* _Data to examine_:
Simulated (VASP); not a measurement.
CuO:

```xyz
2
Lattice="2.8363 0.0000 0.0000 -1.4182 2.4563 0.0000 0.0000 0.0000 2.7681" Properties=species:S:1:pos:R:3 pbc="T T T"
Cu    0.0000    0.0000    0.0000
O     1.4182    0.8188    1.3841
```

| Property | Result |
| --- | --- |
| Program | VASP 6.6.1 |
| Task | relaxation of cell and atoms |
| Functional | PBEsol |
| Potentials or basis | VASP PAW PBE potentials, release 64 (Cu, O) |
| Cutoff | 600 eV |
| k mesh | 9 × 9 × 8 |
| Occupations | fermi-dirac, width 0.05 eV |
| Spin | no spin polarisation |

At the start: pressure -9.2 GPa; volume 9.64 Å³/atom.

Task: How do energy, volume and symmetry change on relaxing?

* _Exercise_:
Please reproduce each record precisely as written.

* _Answer section_:
Simulated (VASP); not a measurement.
CuO:

```xyz
2
Lattice="2.8363 0.0000 0.0000 -1.4182 2.4563 0.0000 0.0000 0.0000 2.7681" Properties=species:S:1:pos:R:3 pbc="T T T"
Cu    0.0000    0.0000    0.0000
O     1.4182    0.8188    1.3841
```

| Property | Result |
| --- | --- |
| Program | VASP 6.6.1 |
| Task | relaxation of cell and atoms |
| Functional | PBEsol |
| Potentials or basis | VASP PAW PBE potentials, release 64 (Cu, O) |
| Cutoff | 600 eV |
| k mesh | 9 × 9 × 8 |
| Occupations | fermi-dirac, width 0.05 eV |
| Spin | no spin polarisation |

At the start: pressure -9.2 GPa; volume 9.64 Å³/atom.

Task: How do energy, volume and symmetry change on relaxing?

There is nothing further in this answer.